+++ Entries shown

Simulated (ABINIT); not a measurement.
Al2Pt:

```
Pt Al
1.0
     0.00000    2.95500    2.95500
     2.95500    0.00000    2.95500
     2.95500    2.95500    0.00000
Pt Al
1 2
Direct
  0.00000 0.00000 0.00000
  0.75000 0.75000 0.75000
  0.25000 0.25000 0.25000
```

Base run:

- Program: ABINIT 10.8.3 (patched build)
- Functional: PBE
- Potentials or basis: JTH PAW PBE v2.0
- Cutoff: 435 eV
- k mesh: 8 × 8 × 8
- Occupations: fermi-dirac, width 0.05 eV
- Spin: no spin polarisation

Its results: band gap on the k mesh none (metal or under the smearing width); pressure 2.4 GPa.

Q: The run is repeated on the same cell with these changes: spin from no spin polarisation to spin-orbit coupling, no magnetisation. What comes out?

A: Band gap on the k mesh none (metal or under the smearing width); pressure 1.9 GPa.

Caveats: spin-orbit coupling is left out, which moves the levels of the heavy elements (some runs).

++++++

Starting with the first line of the listing, output each line exactly until you have included the one containing "- Functional: PBE".

** Problem solution **
Simulated (ABINIT); not a measurement.
Al2Pt:

```
Pt Al
1.0
     0.00000    2.95500    2.95500
     2.95500    0.00000    2.95500
     2.95500    2.95500    0.00000
Pt Al
1 2
Direct
  0.00000 0.00000 0.00000
  0.75000 0.75000 0.75000
  0.25000 0.25000 0.25000
```

Base run:

- Program: ABINIT 10.8.3 (patched build)
- Functional: PBE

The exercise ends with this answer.